Please write out every line of the material exactly.

**Dataset entries:**
Segment Open

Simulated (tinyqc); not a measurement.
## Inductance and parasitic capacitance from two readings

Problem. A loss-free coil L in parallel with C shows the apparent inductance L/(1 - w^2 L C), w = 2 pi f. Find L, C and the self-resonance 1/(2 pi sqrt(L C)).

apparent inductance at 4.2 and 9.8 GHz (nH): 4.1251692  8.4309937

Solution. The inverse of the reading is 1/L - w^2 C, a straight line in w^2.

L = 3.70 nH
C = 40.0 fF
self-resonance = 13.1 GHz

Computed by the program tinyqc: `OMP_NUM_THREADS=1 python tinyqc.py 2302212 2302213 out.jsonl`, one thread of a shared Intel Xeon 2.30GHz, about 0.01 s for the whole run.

Segment Closed

**Problem solution:**
Simulated (tinyqc); not a measurement.
## Inductance and parasitic capacitance from two readings

Problem. A loss-free coil L in parallel with C shows the apparent inductance L/(1 - w^2 L C), w = 2 pi f. Find L, C and the self-resonance 1/(2 pi sqrt(L C)).

apparent inductance at 4.2 and 9.8 GHz (nH): 4.1251692  8.4309937

Solution. The inverse of the reading is 1/L - w^2 C, a straight line in w^2.

L = 3.70 nH
C = 40.0 fF
self-resonance = 13.1 GHz

Computed by the program tinyqc: `OMP_NUM_THREADS=1 python tinyqc.py 2302212 2302213 out.jsonl`, one thread of a shared Intel Xeon 2.30GHz, about 0.01 s for the whole run.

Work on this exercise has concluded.